BRIEF: Print the full listing below exactly, keeping every character as it stands.

SUPPLIED MATERIAL:
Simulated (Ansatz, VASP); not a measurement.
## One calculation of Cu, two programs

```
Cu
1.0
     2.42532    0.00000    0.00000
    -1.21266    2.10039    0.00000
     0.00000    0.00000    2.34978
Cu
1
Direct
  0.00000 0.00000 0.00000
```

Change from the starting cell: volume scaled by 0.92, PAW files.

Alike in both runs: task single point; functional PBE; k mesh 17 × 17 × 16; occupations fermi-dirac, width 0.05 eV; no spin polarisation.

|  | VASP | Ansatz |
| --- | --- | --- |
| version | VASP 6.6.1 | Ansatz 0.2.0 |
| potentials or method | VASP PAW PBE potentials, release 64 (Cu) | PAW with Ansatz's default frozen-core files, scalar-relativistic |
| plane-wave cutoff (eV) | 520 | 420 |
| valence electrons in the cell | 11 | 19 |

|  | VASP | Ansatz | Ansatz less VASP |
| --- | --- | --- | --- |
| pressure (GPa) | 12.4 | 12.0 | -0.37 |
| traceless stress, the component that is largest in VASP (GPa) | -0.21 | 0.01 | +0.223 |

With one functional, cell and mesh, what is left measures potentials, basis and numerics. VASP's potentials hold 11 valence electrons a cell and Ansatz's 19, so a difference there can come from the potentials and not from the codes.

WORKED SOLUTION:
Simulated (Ansatz, VASP); not a measurement.
## One calculation of Cu, two programs

```
Cu
1.0
     2.42532    0.00000    0.00000
    -1.21266    2.10039    0.00000
     0.00000    0.00000    2.34978
Cu
1
Direct
  0.00000 0.00000 0.00000
```

Change from the starting cell: volume scaled by 0.92, PAW files.

Alike in both runs: task single point; functional PBE; k mesh 17 × 17 × 16; occupations fermi-dirac, width 0.05 eV; no spin polarisation.

|  | VASP | Ansatz |
| --- | --- | --- |
| version | VASP 6.6.1 | Ansatz 0.2.0 |
| potentials or method | VASP PAW PBE potentials, release 64 (Cu) | PAW with Ansatz's default frozen-core files, scalar-relativistic |
| plane-wave cutoff (eV) | 520 | 420 |
| valence electrons in the cell | 11 | 19 |

|  | VASP | Ansatz | Ansatz less VASP |
| --- | --- | --- | --- |
| pressure (GPa) | 12.4 | 12.0 | -0.37 |
| traceless stress, the component that is largest in VASP (GPa) | -0.21 | 0.01 | +0.223 |

With one functional, cell and mesh, what is left measures potentials, basis and numerics. VASP's potentials hold 11 valence electrons a cell and Ansatz's 19, so a difference there can come from the potentials and not from the codes.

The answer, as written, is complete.